- DATA FOR ANALYSIS -
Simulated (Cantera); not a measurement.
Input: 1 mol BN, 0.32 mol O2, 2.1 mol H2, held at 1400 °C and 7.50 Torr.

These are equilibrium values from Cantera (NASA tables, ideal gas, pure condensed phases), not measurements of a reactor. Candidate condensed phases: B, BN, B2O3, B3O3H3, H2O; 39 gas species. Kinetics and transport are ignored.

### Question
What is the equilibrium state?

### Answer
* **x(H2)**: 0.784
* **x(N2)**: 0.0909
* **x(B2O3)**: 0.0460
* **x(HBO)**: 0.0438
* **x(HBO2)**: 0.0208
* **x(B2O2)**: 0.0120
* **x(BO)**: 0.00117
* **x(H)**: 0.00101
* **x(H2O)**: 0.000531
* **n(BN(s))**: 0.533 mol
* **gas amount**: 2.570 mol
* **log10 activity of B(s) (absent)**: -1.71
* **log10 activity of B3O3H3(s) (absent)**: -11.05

- ACTION ITEM -
Copy out all of the data exactly, leaving nothing out.

- YOUR SOLUTION -
Simulated (Cantera); not a measurement.
Input: 1 mol BN, 0.32 mol O2, 2.1 mol H2, held at 1400 °C and 7.50 Torr.

These are equilibrium values from Cantera (NASA tables, ideal gas, pure condensed phases), not measurements of a reactor. Candidate condensed phases: B, BN, B2O3, B3O3H3, H2O; 39 gas species. Kinetics and transport are ignored.

### Question
What is the equilibrium state?

### Answer
* **x(H2)**: 0.784
* **x(N2)**: 0.0909
* **x(B2O3)**: 0.0460
* **x(HBO)**: 0.0438
* **x(HBO2)**: 0.0208
* **x(B2O2)**: 0.0120
* **x(BO)**: 0.00117
* **x(H)**: 0.00101
* **x(H2O)**: 0.000531
* **n(BN(s))**: 0.533 mol
* **gas amount**: 2.570 mol
* **log10 activity of B(s) (absent)**: -1.71
* **log10 activity of B3O3H3(s) (absent)**: -11.05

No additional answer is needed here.